* _REQUIREMENT_
Go through the listing and write out all of it exactly.

+++ DATA FOR ANALYSIS

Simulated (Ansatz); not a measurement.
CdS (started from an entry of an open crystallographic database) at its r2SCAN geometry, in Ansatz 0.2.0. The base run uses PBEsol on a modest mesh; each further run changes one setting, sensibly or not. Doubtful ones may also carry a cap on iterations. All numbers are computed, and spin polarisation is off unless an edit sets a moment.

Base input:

++++++

* _TASK RESULT_
Simulated (Ansatz); not a measurement.
CdS (started from an entry of an open crystallographic database) at its r2SCAN geometry, in Ansatz 0.2.0. The base run uses PBEsol on a modest mesh; each further run changes one setting, sensibly or not. Doubtful ones may also carry a cap on iterations. All numbers are computed, and spin polarisation is off unless an edit sets a moment.

Base input:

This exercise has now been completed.